|---|

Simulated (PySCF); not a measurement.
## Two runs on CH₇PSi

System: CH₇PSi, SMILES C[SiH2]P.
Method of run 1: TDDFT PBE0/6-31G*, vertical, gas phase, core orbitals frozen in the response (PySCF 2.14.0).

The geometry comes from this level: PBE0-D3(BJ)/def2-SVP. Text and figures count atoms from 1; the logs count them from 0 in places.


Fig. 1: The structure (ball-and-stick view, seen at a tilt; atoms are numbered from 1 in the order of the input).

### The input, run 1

|---|

* **WORK ITEM**
The exact lines of the material above starting at the one that contains "Method of run" and ending at the one that contains "Fig. 1: The" are what to retype; leave out everything else.

* **ANSWER SPACE**
Method of run 1: TDDFT PBE0/6-31G*, vertical, gas phase, core orbitals frozen in the response (PySCF 2.14.0).

The geometry comes from this level: PBE0-D3(BJ)/def2-SVP. Text and figures count atoms from 1; the logs count them from 0 in places.


Fig. 1: The structure (ball-and-stick view, seen at a tilt; atoms are numbered from 1 in the order of the input).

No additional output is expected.